==== Listed records ====
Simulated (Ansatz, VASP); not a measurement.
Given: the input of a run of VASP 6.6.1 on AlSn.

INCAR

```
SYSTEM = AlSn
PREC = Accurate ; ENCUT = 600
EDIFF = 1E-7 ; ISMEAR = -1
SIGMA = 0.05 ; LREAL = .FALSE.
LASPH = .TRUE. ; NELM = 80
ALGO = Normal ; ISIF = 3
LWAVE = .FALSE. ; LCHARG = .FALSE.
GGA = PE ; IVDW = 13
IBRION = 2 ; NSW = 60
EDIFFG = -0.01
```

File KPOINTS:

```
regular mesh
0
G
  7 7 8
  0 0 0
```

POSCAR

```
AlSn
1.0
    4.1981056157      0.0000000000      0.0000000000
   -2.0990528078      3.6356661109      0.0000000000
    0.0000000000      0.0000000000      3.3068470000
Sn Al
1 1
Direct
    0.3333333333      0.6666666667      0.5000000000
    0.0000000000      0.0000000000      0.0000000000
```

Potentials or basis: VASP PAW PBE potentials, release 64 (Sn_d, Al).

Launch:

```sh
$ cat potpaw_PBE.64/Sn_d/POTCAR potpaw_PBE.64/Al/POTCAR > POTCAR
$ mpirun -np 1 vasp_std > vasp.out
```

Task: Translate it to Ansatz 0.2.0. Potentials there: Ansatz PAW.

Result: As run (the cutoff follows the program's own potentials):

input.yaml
====

### Task item
Print the whole listing exactly as it is.

### Worked solution
Simulated (Ansatz, VASP); not a measurement.
Given: the input of a run of VASP 6.6.1 on AlSn.

INCAR

```
SYSTEM = AlSn
PREC = Accurate ; ENCUT = 600
EDIFF = 1E-7 ; ISMEAR = -1
SIGMA = 0.05 ; LREAL = .FALSE.
LASPH = .TRUE. ; NELM = 80
ALGO = Normal ; ISIF = 3
LWAVE = .FALSE. ; LCHARG = .FALSE.
GGA = PE ; IVDW = 13
IBRION = 2 ; NSW = 60
EDIFFG = -0.01
```

File KPOINTS:

```
regular mesh
0
G
  7 7 8
  0 0 0
```

POSCAR

```
AlSn
1.0
    4.1981056157      0.0000000000      0.0000000000
   -2.0990528078      3.6356661109      0.0000000000
    0.0000000000      0.0000000000      3.3068470000
Sn Al
1 1
Direct
    0.3333333333      0.6666666667      0.5000000000
    0.0000000000      0.0000000000      0.0000000000
```

Potentials or basis: VASP PAW PBE potentials, release 64 (Sn_d, Al).

Launch:

```sh
$ cat potpaw_PBE.64/Sn_d/POTCAR potpaw_PBE.64/Al/POTCAR > POTCAR
$ mpirun -np 1 vasp_std > vasp.out
```

Task: Translate it to Ansatz 0.2.0. Potentials there: Ansatz PAW.

Result: As run (the cutoff follows the program's own potentials):

input.yaml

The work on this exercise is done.